**Work item:** Could you copy, exactly as written, every line from the first line of the records through the one containing "Level of theory: PBEsol"?

**Information provided:**
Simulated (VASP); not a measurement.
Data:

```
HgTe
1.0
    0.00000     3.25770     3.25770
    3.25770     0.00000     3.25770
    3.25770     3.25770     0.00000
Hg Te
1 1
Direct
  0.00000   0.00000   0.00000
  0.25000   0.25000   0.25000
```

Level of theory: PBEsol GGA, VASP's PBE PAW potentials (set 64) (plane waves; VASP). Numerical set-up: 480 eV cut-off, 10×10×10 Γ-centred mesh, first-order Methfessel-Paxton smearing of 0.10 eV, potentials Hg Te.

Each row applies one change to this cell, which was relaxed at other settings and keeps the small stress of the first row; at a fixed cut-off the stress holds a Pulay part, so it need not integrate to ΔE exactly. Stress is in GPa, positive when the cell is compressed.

**Reply:**
Simulated (VASP); not a measurement.
Data:

```
HgTe
1.0
    0.00000     3.25770     3.25770
    3.25770     0.00000     3.25770
    3.25770     3.25770     0.00000
Hg Te
1 1
Direct
  0.00000   0.00000   0.00000
  0.25000   0.25000   0.25000
```

Level of theory: PBEsol GGA, VASP's PBE PAW potentials (set 64) (plane waves; VASP). Numerical set-up: 480 eV cut-off, 10×10×10 Γ-centred mesh, first-order Methfessel-Paxton smearing of 0.10 eV, potentials Hg Te.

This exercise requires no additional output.